-*-
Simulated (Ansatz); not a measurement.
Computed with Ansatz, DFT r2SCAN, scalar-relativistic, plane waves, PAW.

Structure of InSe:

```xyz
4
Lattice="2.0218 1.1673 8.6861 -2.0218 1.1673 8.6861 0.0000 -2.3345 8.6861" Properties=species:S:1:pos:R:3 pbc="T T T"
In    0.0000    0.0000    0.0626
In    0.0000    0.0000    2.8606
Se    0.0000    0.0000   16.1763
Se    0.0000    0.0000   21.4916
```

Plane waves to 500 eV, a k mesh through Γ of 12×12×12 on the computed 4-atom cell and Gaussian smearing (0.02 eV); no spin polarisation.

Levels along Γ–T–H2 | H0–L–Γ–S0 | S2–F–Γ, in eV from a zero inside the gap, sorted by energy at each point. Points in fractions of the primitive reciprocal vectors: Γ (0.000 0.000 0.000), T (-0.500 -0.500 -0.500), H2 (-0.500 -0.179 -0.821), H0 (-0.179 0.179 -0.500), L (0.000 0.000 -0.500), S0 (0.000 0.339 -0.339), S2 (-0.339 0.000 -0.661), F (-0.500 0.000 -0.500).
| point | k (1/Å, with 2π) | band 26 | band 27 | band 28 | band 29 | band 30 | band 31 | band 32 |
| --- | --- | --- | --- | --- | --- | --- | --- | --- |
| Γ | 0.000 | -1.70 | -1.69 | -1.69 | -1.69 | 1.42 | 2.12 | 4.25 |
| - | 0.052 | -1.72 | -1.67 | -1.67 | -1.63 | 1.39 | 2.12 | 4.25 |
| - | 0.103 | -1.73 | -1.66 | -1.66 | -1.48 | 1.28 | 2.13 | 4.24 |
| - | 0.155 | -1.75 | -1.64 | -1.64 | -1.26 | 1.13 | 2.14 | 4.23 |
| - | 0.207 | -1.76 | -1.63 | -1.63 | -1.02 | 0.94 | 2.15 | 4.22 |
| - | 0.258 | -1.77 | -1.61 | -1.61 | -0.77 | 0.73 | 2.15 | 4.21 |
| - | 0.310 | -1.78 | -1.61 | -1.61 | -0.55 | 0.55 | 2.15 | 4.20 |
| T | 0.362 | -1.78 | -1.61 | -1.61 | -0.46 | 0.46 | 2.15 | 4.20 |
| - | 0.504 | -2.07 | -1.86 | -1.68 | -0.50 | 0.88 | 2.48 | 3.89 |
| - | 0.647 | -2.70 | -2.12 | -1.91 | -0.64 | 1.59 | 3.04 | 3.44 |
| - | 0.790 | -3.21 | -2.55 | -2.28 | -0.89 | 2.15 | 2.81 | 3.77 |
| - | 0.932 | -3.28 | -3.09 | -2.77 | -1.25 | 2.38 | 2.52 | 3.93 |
-*-

Task item :: Using the entries above, quote each line verbatim from the first through the line that contains "1.39 | 2.12 | 4.25 |".

Exercise answer ::
Simulated (Ansatz); not a measurement.
Computed with Ansatz, DFT r2SCAN, scalar-relativistic, plane waves, PAW.

Structure of InSe:

```xyz
4
Lattice="2.0218 1.1673 8.6861 -2.0218 1.1673 8.6861 0.0000 -2.3345 8.6861" Properties=species:S:1:pos:R:3 pbc="T T T"
In    0.0000    0.0000    0.0626
In    0.0000    0.0000    2.8606
Se    0.0000    0.0000   16.1763
Se    0.0000    0.0000   21.4916
```

Plane waves to 500 eV, a k mesh through Γ of 12×12×12 on the computed 4-atom cell and Gaussian smearing (0.02 eV); no spin polarisation.

Levels along Γ–T–H2 | H0–L–Γ–S0 | S2–F–Γ, in eV from a zero inside the gap, sorted by energy at each point. Points in fractions of the primitive reciprocal vectors: Γ (0.000 0.000 0.000), T (-0.500 -0.500 -0.500), H2 (-0.500 -0.179 -0.821), H0 (-0.179 0.179 -0.500), L (0.000 0.000 -0.500), S0 (0.000 0.339 -0.339), S2 (-0.339 0.000 -0.661), F (-0.500 0.000 -0.500).
| point | k (1/Å, with 2π) | band 26 | band 27 | band 28 | band 29 | band 30 | band 31 | band 32 |
| --- | --- | --- | --- | --- | --- | --- | --- | --- |
| Γ | 0.000 | -1.70 | -1.69 | -1.69 | -1.69 | 1.42 | 2.12 | 4.25 |
| - | 0.052 | -1.72 | -1.67 | -1.67 | -1.63 | 1.39 | 2.12 | 4.25 |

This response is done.